== Task item ==
Begin at the first line of the records below and, please, give each line again exactly until the line with "What will the energy surface look like?" is included.

== Stored data ==
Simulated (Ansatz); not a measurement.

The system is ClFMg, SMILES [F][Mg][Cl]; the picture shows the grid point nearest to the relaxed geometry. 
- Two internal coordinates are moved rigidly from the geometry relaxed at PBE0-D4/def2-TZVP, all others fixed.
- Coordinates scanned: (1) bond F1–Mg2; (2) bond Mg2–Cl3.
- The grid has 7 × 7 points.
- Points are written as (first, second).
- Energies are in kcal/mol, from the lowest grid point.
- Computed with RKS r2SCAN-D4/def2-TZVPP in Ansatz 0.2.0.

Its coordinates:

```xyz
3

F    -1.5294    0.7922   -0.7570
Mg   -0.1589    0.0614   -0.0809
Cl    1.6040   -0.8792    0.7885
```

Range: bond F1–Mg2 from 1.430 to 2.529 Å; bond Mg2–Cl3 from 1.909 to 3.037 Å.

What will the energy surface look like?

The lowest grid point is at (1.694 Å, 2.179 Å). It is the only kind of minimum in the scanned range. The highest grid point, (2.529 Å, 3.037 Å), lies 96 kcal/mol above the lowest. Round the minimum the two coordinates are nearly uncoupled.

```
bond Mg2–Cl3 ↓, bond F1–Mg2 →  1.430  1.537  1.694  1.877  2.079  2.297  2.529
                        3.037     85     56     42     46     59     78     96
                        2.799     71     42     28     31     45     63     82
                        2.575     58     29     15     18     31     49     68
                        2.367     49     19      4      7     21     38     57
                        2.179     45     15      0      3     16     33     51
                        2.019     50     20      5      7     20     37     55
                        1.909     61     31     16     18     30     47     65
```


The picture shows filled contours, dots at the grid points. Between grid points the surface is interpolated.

== Solution ==
Simulated (Ansatz); not a measurement.

The system is ClFMg, SMILES [F][Mg][Cl]; the picture shows the grid point nearest to the relaxed geometry. 
- Two internal coordinates are moved rigidly from the geometry relaxed at PBE0-D4/def2-TZVP, all others fixed.
- Coordinates scanned: (1) bond F1–Mg2; (2) bond Mg2–Cl3.
- The grid has 7 × 7 points.
- Points are written as (first, second).
- Energies are in kcal/mol, from the lowest grid point.
- Computed with RKS r2SCAN-D4/def2-TZVPP in Ansatz 0.2.0.

Its coordinates:

```xyz
3

F    -1.5294    0.7922   -0.7570
Mg   -0.1589    0.0614   -0.0809
Cl    1.6040   -0.8792    0.7885
```

Range: bond F1–Mg2 from 1.430 to 2.529 Å; bond Mg2–Cl3 from 1.909 to 3.037 Å.

What will the energy surface look like?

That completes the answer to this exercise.